**Material supplied:**
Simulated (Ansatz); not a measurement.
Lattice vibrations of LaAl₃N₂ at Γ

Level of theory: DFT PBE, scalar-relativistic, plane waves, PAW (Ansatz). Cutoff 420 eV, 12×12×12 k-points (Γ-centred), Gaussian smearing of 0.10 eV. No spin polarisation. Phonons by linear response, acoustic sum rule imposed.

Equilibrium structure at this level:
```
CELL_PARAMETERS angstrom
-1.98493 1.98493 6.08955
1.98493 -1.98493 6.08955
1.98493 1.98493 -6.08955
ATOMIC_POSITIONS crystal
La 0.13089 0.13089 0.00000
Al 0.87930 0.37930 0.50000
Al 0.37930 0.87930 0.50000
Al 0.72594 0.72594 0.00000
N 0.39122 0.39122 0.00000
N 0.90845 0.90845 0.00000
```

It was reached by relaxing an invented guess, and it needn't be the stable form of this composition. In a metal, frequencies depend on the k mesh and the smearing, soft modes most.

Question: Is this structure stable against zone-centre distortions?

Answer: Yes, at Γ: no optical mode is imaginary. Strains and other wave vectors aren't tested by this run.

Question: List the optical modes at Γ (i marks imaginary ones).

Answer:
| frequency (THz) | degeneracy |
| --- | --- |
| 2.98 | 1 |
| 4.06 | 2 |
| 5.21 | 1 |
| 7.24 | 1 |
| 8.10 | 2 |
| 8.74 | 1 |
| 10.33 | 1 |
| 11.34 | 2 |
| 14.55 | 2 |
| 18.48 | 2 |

**Work request:** Your answer should consist of the lines from the line with "Answer: Yes, at" to the line with "14.55 | 2 |" above, repeated exactly, both ends included.

**Task response:**
Answer: Yes, at Γ: no optical mode is imaginary. Strains and other wave vectors aren't tested by this run.

Question: List the optical modes at Γ (i marks imaginary ones).

Answer:
| frequency (THz) | degeneracy |
| --- | --- |
| 2.98 | 1 |
| 4.06 | 2 |
| 5.21 | 1 |
| 7.24 | 1 |
| 8.10 | 2 |
| 8.74 | 1 |
| 10.33 | 1 |
| 11.34 | 2 |
| 14.55 | 2 |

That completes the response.